▶ **WORK ITEM**: Copy word for word the lines from the start of the records through the line that contains "- relax: default", both included.

▶ **RECORDED DATA**:
---+---

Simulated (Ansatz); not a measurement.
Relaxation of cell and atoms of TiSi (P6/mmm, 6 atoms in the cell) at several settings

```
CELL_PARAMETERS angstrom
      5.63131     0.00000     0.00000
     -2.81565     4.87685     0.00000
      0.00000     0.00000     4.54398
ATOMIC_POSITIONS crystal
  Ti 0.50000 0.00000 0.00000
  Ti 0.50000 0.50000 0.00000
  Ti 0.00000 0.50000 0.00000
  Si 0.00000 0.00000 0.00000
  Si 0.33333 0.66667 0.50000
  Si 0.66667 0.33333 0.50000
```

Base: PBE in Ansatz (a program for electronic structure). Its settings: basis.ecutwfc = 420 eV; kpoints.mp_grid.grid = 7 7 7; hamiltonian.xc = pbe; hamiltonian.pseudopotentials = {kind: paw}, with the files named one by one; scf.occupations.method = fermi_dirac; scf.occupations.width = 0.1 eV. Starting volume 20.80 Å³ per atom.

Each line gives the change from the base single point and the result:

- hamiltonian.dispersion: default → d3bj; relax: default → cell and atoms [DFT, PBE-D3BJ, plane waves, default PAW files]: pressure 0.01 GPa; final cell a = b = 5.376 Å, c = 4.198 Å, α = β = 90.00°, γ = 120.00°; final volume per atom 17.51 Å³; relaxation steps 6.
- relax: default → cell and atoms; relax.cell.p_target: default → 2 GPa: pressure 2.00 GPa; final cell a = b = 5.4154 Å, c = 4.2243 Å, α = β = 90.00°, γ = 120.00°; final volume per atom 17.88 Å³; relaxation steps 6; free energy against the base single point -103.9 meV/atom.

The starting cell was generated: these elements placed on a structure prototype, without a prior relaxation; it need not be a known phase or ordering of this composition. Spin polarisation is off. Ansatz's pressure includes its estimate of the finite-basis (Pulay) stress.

---+---

▶ **TASK RESULT**:
Simulated (Ansatz); not a measurement.
Relaxation of cell and atoms of TiSi (P6/mmm, 6 atoms in the cell) at several settings

```
CELL_PARAMETERS angstrom
      5.63131     0.00000     0.00000
     -2.81565     4.87685     0.00000
      0.00000     0.00000     4.54398
ATOMIC_POSITIONS crystal
  Ti 0.50000 0.00000 0.00000
  Ti 0.50000 0.50000 0.00000
  Ti 0.00000 0.50000 0.00000
  Si 0.00000 0.00000 0.00000
  Si 0.33333 0.66667 0.50000
  Si 0.66667 0.33333 0.50000
```

Base: PBE in Ansatz (a program for electronic structure). Its settings: basis.ecutwfc = 420 eV; kpoints.mp_grid.grid = 7 7 7; hamiltonian.xc = pbe; hamiltonian.pseudopotentials = {kind: paw}, with the files named one by one; scf.occupations.method = fermi_dirac; scf.occupations.width = 0.1 eV. Starting volume 20.80 Å³ per atom.

Each line gives the change from the base single point and the result:

- hamiltonian.dispersion: default → d3bj; relax: default → cell and atoms [DFT, PBE-D3BJ, plane waves, default PAW files]: pressure 0.01 GPa; final cell a = b = 5.376 Å, c = 4.198 Å, α = β = 90.00°, γ = 120.00°; final volume per atom 17.51 Å³; relaxation steps 6.
- relax: default → cell and atoms; relax.cell.p_target: default → 2 GPa: pressure 2.00 GPa; final cell a = b = 5.4154 Å, c = 4.2243 Å, α = β = 90.00°, γ = 120.00°; final volume per atom 17.88 Å³; relaxation steps 6; free energy against the base single point -103.9 meV/atom.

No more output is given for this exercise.